Activity:
Could you reproduce all of the entries below without a single change?

Dataset excerpts:
━━━━━━━━
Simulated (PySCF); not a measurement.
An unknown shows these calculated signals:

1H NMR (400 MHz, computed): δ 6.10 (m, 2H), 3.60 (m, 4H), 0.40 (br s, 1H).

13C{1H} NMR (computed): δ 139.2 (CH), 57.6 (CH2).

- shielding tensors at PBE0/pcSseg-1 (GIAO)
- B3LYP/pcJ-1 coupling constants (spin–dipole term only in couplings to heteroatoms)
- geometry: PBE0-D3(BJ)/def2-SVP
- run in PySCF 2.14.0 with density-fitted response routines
━━━━━━━━

Task result:
Simulated (PySCF); not a measurement.
An unknown shows these calculated signals:

1H NMR (400 MHz, computed): δ 6.10 (m, 2H), 3.60 (m, 4H), 0.40 (br s, 1H).

13C{1H} NMR (computed): δ 139.2 (CH), 57.6 (CH2).

- shielding tensors at PBE0/pcSseg-1 (GIAO)
- B3LYP/pcJ-1 coupling constants (spin–dipole term only in couplings to heteroatoms)
- geometry: PBE0-D3(BJ)/def2-SVP
- run in PySCF 2.14.0 with density-fitted response routines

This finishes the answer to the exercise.